**Activity**
The lines from the start of the records through the one containing "Task: single point" are to be transcribed exactly, and nothing else.

··· Provided information ···

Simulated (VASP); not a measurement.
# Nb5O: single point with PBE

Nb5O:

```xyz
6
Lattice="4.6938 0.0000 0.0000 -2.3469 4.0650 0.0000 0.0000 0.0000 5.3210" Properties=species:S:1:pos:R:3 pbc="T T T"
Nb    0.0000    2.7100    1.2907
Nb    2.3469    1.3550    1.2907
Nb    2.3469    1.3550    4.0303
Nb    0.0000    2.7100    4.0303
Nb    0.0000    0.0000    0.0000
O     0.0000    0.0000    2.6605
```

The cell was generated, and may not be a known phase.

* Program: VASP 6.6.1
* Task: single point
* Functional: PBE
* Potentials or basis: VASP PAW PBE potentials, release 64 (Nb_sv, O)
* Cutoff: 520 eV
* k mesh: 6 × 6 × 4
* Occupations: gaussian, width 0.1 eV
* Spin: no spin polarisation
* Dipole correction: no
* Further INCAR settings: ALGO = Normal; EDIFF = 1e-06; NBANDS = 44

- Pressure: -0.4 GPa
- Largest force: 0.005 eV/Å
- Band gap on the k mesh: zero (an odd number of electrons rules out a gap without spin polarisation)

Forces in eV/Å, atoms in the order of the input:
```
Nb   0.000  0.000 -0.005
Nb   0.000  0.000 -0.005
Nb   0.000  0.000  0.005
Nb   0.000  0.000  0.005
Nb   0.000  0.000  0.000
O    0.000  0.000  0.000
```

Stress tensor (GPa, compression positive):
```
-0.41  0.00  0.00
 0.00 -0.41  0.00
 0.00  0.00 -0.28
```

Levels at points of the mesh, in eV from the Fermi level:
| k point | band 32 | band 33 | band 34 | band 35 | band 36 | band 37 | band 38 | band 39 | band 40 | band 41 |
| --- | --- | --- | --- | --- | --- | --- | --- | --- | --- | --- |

···

**Written solution**
Simulated (VASP); not a measurement.
# Nb5O: single point with PBE

Nb5O:

```xyz
6
Lattice="4.6938 0.0000 0.0000 -2.3469 4.0650 0.0000 0.0000 0.0000 5.3210" Properties=species:S:1:pos:R:3 pbc="T T T"
Nb    0.0000    2.7100    1.2907
Nb    2.3469    1.3550    1.2907
Nb    2.3469    1.3550    4.0303
Nb    0.0000    2.7100    4.0303
Nb    0.0000    0.0000    0.0000
O     0.0000    0.0000    2.6605
```

The cell was generated, and may not be a known phase.

* Program: VASP 6.6.1
* Task: single point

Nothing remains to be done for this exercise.